- [Work order]:
Reproduce the material that follows, please, but only from its first line to the line containing "### Step 1. The cell of the first run", inclusive.

[Excerpted records Boundary: Start]

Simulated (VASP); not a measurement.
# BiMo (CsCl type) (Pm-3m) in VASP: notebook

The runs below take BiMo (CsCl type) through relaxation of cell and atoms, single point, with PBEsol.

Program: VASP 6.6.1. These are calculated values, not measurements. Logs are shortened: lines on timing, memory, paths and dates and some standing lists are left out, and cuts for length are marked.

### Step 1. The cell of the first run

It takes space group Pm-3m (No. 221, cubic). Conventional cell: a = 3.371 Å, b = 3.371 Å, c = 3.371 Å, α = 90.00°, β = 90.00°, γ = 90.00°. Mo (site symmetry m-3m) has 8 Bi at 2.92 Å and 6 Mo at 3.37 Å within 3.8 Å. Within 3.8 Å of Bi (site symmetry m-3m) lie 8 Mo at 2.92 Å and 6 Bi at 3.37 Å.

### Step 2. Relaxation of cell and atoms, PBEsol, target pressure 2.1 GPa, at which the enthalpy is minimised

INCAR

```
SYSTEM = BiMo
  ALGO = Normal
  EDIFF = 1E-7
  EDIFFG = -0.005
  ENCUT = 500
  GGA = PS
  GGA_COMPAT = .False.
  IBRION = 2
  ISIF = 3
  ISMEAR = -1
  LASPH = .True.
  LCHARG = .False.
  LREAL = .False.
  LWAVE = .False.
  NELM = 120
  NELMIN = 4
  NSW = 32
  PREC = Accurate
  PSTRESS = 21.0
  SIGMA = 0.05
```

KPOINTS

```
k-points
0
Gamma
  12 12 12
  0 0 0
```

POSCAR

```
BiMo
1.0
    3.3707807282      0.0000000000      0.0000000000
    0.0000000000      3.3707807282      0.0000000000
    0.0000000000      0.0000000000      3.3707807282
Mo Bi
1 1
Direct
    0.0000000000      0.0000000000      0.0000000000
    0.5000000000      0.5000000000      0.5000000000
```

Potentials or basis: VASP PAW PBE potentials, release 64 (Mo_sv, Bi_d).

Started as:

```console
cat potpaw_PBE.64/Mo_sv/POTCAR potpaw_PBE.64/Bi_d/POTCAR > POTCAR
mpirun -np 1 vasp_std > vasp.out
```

[Excerpted records Boundary: End]

- [Answer area]:
Simulated (VASP); not a measurement.
# BiMo (CsCl type) (Pm-3m) in VASP: notebook

The runs below take BiMo (CsCl type) through relaxation of cell and atoms, single point, with PBEsol.

Program: VASP 6.6.1. These are calculated values, not measurements. Logs are shortened: lines on timing, memory, paths and dates and some standing lists are left out, and cuts for length are marked.

### Step 1. The cell of the first run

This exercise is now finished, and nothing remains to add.